Records supplied
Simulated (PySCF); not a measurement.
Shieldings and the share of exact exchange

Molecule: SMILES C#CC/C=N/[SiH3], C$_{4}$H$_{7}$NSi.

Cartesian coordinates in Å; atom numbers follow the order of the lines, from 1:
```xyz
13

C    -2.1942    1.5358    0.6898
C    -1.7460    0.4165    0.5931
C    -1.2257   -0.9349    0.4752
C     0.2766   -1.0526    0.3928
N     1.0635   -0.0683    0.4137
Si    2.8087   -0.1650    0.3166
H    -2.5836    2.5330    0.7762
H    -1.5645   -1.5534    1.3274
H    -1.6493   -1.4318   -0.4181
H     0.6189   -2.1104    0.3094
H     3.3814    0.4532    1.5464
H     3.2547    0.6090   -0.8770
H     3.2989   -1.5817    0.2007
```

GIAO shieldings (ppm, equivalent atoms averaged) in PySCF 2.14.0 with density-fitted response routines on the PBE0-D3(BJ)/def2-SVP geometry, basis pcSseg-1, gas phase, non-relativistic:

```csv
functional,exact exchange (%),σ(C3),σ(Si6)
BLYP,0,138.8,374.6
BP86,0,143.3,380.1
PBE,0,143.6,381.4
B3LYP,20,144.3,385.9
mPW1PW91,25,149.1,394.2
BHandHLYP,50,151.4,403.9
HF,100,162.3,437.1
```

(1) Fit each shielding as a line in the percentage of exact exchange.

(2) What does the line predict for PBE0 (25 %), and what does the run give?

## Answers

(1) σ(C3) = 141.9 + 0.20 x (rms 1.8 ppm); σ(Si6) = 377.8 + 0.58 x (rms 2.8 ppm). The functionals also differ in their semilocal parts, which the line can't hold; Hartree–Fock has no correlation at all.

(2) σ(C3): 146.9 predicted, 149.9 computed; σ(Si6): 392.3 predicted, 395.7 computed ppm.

Work task
Copy back the listing above exactly, but only from the line with "GIAO shieldings (ppm, equivalent" through the line with "(1) σ(C3) = 141.9", both ends included.

Response
GIAO shieldings (ppm, equivalent atoms averaged) in PySCF 2.14.0 with density-fitted response routines on the PBE0-D3(BJ)/def2-SVP geometry, basis pcSseg-1, gas phase, non-relativistic:

```csv
functional,exact exchange (%),σ(C3),σ(Si6)
BLYP,0,138.8,374.6
BP86,0,143.3,380.1
PBE,0,143.6,381.4
B3LYP,20,144.3,385.9
mPW1PW91,25,149.1,394.2
BHandHLYP,50,151.4,403.9
HF,100,162.3,437.1
```

(1) Fit each shielding as a line in the percentage of exact exchange.

(2) What does the line predict for PBE0 (25 %), and what does the run give?

## Answers

(1) σ(C3) = 141.9 + 0.20 x (rms 1.8 ppm); σ(Si6) = 377.8 + 0.58 x (rms 2.8 ppm). The functionals also differ in their semilocal parts, which the line can't hold; Hartree–Fock has no correlation at all.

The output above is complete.